Verbatim transcription of the listing is needed.

%%
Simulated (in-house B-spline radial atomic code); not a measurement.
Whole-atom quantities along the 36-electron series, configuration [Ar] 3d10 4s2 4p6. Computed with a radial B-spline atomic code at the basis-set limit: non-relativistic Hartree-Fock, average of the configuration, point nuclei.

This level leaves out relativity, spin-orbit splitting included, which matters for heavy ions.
%%

* Task output:
Simulated (in-house B-spline radial atomic code); not a measurement.
Whole-atom quantities along the 36-electron series, configuration [Ar] 3d10 4s2 4p6. Computed with a radial B-spline atomic code at the basis-set limit: non-relativistic Hartree-Fock, average of the configuration, point nuclei.

This level leaves out relativity, spin-orbit splitting included, which matters for heavy ions.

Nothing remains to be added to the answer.